[[ Record excerpts, beginning ]]

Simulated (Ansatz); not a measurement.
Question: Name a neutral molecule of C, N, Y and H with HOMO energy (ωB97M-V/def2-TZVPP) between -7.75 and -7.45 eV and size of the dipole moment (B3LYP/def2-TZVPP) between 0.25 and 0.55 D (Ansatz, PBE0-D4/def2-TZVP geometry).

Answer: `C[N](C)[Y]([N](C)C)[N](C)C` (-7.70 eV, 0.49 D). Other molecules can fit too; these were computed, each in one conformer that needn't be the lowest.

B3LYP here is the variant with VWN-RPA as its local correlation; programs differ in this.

[[ Record excerpts, end ]]

- _Brief_:
Copy out the data exactly as it stands, leaving nothing out.

- _Exercise output_:
Simulated (Ansatz); not a measurement.
Question: Name a neutral molecule of C, N, Y and H with HOMO energy (ωB97M-V/def2-TZVPP) between -7.75 and -7.45 eV and size of the dipole moment (B3LYP/def2-TZVPP) between 0.25 and 0.55 D (Ansatz, PBE0-D4/def2-TZVP geometry).

Answer: `C[N](C)[Y]([N](C)C)[N](C)C` (-7.70 eV, 0.49 D). Other molecules can fit too; these were computed, each in one conformer that needn't be the lowest.

B3LYP here is the variant with VWN-RPA as its local correlation; programs differ in this.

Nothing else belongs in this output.